Entries supplied —
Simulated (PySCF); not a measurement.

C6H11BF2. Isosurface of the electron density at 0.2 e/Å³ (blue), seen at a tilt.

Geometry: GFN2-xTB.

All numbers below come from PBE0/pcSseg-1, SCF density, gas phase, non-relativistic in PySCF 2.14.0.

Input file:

Task item — Would you print, exactly as written, every line above from the one holding "C6H11BF2. Isosurface of" through the one holding "All numbers below", with both included and no other lines?

Task answer —
C6H11BF2. Isosurface of the electron density at 0.2 e/Å³ (blue), seen at a tilt.

Geometry: GFN2-xTB.

All numbers below come from PBE0/pcSseg-1, SCF density, gas phase, non-relativistic in PySCF 2.14.0.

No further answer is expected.